ASSIGNMENT:
Reproduce all records below exactly.

RECORDED INFORMATION:
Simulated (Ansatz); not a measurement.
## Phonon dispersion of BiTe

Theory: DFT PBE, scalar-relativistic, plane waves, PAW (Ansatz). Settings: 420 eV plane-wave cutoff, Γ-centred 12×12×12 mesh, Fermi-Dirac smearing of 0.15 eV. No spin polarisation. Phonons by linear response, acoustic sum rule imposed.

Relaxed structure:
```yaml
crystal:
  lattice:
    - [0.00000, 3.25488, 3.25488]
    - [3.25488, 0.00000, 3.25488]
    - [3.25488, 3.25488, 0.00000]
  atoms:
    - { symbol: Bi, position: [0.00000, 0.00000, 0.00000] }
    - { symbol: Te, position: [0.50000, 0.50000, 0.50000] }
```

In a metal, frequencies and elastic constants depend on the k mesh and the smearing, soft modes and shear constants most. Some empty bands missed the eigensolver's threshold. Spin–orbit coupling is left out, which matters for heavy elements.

RESPONSE:
Simulated (Ansatz); not a measurement.
## Phonon dispersion of BiTe

Theory: DFT PBE, scalar-relativistic, plane waves, PAW (Ansatz). Settings: 420 eV plane-wave cutoff, Γ-centred 12×12×12 mesh, Fermi-Dirac smearing of 0.15 eV. No spin polarisation. Phonons by linear response, acoustic sum rule imposed.

Relaxed structure:
```yaml
crystal:
  lattice:
    - [0.00000, 3.25488, 3.25488]
    - [3.25488, 0.00000, 3.25488]
    - [3.25488, 3.25488, 0.00000]
  atoms:
    - { symbol: Bi, position: [0.00000, 0.00000, 0.00000] }
    - { symbol: Te, position: [0.50000, 0.50000, 0.50000] }
```

In a metal, frequencies and elastic constants depend on the k mesh and the smearing, soft modes and shear constants most. Some empty bands missed the eigensolver's threshold. Spin–orbit coupling is left out, which matters for heavy elements.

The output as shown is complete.